== Records provided ==
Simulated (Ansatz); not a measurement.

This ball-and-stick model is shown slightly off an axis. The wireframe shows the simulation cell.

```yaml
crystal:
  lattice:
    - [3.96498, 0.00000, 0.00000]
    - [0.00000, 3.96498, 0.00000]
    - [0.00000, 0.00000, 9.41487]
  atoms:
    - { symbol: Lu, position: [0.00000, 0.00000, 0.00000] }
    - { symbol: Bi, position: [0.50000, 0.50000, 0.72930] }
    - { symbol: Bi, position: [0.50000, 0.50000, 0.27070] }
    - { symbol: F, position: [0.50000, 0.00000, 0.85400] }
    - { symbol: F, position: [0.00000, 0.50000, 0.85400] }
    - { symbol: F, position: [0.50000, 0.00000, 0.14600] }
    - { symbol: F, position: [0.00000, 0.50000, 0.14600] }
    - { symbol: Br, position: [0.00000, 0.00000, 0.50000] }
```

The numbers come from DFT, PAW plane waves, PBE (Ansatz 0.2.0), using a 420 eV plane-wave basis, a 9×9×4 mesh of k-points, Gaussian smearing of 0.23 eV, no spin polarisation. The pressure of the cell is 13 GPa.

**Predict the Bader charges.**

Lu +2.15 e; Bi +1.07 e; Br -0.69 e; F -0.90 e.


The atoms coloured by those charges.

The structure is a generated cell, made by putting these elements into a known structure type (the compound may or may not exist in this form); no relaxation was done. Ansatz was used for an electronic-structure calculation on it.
===

> _Work task_: Give back the complete material verbatim.

> _Result_:
Simulated (Ansatz); not a measurement.

This ball-and-stick model is shown slightly off an axis. The wireframe shows the simulation cell.

```yaml
crystal:
  lattice:
    - [3.96498, 0.00000, 0.00000]
    - [0.00000, 3.96498, 0.00000]
    - [0.00000, 0.00000, 9.41487]
  atoms:
    - { symbol: Lu, position: [0.00000, 0.00000, 0.00000] }
    - { symbol: Bi, position: [0.50000, 0.50000, 0.72930] }
    - { symbol: Bi, position: [0.50000, 0.50000, 0.27070] }
    - { symbol: F, position: [0.50000, 0.00000, 0.85400] }
    - { symbol: F, position: [0.00000, 0.50000, 0.85400] }
    - { symbol: F, position: [0.50000, 0.00000, 0.14600] }
    - { symbol: F, position: [0.00000, 0.50000, 0.14600] }
    - { symbol: Br, position: [0.00000, 0.00000, 0.50000] }
```

The numbers come from DFT, PAW plane waves, PBE (Ansatz 0.2.0), using a 420 eV plane-wave basis, a 9×9×4 mesh of k-points, Gaussian smearing of 0.23 eV, no spin polarisation. The pressure of the cell is 13 GPa.

**Predict the Bader charges.**

Lu +2.15 e; Bi +1.07 e; Br -0.69 e; F -0.90 e.


The atoms coloured by those charges.

The structure is a generated cell, made by putting these elements into a known structure type (the compound may or may not exist in this form); no relaxation was done. Ansatz was used for an electronic-structure calculation on it.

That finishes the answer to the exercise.